Your job is to write out each record exactly, leaving none out.

Data to examine
= Beginning of Section =
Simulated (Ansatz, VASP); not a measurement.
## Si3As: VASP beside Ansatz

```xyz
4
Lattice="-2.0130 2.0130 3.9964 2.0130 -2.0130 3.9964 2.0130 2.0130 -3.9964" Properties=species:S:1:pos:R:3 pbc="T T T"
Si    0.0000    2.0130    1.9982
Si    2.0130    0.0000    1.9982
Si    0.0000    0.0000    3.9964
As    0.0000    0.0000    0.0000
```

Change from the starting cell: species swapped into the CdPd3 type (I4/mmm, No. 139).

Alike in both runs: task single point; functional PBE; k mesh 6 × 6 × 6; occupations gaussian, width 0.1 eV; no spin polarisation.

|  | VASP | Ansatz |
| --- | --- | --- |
= End of Section =

Answer space
Simulated (Ansatz, VASP); not a measurement.
## Si3As: VASP beside Ansatz

```xyz
4
Lattice="-2.0130 2.0130 3.9964 2.0130 -2.0130 3.9964 2.0130 2.0130 -3.9964" Properties=species:S:1:pos:R:3 pbc="T T T"
Si    0.0000    2.0130    1.9982
Si    2.0130    0.0000    1.9982
Si    0.0000    0.0000    3.9964
As    0.0000    0.0000    0.0000
```

Change from the starting cell: species swapped into the CdPd3 type (I4/mmm, No. 139).

Alike in both runs: task single point; functional PBE; k mesh 6 × 6 × 6; occupations gaussian, width 0.1 eV; no spin polarisation.

|  | VASP | Ansatz |
| --- | --- | --- |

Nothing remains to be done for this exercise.